Required action:
Start with the first line of the data and end with the line that holds "## Many methods on one cell: CaSe (Fm-3m)"; write out each one exactly.

=====

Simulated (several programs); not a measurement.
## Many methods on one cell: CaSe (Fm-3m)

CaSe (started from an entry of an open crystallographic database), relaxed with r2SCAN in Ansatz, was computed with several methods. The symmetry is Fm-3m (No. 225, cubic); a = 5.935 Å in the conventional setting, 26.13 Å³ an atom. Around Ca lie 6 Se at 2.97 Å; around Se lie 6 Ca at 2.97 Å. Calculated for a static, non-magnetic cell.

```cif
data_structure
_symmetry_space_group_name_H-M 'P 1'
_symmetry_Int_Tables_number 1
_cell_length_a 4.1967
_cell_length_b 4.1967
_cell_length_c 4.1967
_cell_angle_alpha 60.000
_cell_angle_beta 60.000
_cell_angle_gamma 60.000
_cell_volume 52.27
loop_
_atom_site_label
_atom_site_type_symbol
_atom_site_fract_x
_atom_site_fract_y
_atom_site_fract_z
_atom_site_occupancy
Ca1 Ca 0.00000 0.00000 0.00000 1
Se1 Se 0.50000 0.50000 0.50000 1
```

=====

Response area:
Simulated (several programs); not a measurement.
## Many methods on one cell: CaSe (Fm-3m)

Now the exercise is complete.